EXERCISE: Repeat the entries below exactly. Begin with the first line and end with the line that contains "7.8e-10 | 7.8e-10 |".

RECORD EXTRACTS:
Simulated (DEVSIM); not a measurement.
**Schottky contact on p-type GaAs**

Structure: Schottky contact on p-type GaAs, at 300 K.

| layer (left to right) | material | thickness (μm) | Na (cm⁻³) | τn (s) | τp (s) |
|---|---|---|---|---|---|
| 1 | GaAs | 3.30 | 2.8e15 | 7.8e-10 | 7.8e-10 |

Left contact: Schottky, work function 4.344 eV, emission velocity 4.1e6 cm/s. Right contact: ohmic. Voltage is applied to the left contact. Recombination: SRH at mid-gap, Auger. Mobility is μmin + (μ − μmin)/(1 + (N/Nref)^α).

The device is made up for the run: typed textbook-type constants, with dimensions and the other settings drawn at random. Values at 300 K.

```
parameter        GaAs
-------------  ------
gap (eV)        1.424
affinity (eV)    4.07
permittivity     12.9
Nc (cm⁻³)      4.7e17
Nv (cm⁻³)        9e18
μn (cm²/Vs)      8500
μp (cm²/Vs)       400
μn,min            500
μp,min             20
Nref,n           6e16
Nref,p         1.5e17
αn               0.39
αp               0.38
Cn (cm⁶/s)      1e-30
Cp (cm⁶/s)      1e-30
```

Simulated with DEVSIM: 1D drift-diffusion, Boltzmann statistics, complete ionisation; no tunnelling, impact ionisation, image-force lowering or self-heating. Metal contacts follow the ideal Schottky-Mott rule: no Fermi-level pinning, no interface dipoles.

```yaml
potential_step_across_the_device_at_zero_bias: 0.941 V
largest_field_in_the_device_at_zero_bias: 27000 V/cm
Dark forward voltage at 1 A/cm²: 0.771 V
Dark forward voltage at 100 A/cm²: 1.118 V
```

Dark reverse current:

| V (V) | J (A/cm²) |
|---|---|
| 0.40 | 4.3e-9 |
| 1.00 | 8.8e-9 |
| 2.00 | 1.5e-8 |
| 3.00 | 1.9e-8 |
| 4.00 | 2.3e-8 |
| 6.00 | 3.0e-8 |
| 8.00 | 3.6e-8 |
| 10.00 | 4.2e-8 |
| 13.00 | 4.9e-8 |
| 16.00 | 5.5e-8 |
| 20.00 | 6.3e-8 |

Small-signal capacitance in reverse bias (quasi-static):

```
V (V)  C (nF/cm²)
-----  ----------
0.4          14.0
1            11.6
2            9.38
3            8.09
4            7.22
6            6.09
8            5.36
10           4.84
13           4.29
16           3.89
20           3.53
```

RESULT:
Simulated (DEVSIM); not a measurement.
**Schottky contact on p-type GaAs**

Structure: Schottky contact on p-type GaAs, at 300 K.

| layer (left to right) | material | thickness (μm) | Na (cm⁻³) | τn (s) | τp (s) |
|---|---|---|---|---|---|
| 1 | GaAs | 3.30 | 2.8e15 | 7.8e-10 | 7.8e-10 |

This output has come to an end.